In this exercise, reproduce the whole listing exactly.

** Opening STORED DATA block **

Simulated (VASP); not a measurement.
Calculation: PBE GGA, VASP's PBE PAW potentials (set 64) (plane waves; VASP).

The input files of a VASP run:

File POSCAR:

** Closing STORED DATA block **

RESPONSE:
Simulated (VASP); not a measurement.
Calculation: PBE GGA, VASP's PBE PAW potentials (set 64) (plane waves; VASP).

The input files of a VASP run:

File POSCAR:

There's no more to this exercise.